**Task item:**
Write down, unchanged, the entries from the first line through the line holding "A 16-atom cell". Include no other line.

**Information:**
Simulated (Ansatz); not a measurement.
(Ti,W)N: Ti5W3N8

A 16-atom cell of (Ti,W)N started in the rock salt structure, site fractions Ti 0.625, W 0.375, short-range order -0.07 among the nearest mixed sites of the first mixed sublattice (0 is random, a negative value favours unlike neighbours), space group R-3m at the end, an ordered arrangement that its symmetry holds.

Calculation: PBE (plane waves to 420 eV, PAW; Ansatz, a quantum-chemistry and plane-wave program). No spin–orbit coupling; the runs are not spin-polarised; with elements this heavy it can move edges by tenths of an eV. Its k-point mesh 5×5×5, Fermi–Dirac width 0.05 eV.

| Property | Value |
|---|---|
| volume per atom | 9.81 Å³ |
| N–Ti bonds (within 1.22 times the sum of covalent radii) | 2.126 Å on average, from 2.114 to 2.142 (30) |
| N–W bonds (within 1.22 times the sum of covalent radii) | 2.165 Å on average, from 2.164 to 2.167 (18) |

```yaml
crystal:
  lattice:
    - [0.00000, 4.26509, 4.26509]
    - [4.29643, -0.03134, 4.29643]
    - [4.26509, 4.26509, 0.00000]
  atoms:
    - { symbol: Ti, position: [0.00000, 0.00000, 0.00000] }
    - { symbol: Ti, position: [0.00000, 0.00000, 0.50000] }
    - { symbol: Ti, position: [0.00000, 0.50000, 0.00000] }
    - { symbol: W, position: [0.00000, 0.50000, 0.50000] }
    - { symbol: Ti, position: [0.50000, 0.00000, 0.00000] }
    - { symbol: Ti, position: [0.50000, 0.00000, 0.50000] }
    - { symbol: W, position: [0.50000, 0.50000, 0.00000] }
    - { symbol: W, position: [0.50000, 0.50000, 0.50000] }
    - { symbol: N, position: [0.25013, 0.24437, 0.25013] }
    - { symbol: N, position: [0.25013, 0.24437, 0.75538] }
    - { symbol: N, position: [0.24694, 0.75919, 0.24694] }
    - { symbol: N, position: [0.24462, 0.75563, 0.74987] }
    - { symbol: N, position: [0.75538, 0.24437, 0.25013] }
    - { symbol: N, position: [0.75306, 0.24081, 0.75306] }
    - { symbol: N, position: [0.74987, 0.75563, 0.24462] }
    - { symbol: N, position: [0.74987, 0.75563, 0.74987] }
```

**Task result:**
Simulated (Ansatz); not a measurement.
(Ti,W)N: Ti5W3N8

A 16-atom cell of (Ti,W)N started in the rock salt structure, site fractions Ti 0.625, W 0.375, short-range order -0.07 among the nearest mixed sites of the first mixed sublattice (0 is random, a negative value favours unlike neighbours), space group R-3m at the end, an ordered arrangement that its symmetry holds.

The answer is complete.